> **Data under study**:
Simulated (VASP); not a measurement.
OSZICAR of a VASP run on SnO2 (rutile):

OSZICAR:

> **Requirement**:
Starting at the first line of the entries above, please extract each line up to and including the line with "OSZICAR of a", unchanged, and add nothing.

> **Written answer**:
Simulated (VASP); not a measurement.
OSZICAR of a VASP run on SnO2 (rutile):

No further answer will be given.